> Provided records:
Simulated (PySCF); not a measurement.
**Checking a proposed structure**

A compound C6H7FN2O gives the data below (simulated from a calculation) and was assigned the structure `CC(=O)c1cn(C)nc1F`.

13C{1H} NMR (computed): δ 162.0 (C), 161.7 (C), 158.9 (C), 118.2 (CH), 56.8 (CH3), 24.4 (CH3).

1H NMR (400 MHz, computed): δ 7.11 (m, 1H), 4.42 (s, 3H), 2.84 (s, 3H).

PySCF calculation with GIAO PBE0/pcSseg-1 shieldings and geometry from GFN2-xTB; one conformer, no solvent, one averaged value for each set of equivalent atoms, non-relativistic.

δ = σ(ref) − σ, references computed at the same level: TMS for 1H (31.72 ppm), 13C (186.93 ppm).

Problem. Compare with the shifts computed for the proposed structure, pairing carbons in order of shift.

> Exercise: Reproduce all entries exactly, leaving each one whole.

> Solution:
Simulated (PySCF); not a measurement.
**Checking a proposed structure**

A compound C6H7FN2O gives the data below (simulated from a calculation) and was assigned the structure `CC(=O)c1cn(C)nc1F`.

13C{1H} NMR (computed): δ 162.0 (C), 161.7 (C), 158.9 (C), 118.2 (CH), 56.8 (CH3), 24.4 (CH3).

1H NMR (400 MHz, computed): δ 7.11 (m, 1H), 4.42 (s, 3H), 2.84 (s, 3H).

PySCF calculation with GIAO PBE0/pcSseg-1 shieldings and geometry from GFN2-xTB; one conformer, no solvent, one averaged value for each set of equivalent atoms, non-relativistic.

δ = σ(ref) − σ, references computed at the same level: TMS for 1H (31.72 ppm), 13C (186.93 ppm).

Problem. Compare with the shifts computed for the proposed structure, pairing carbons in order of shift.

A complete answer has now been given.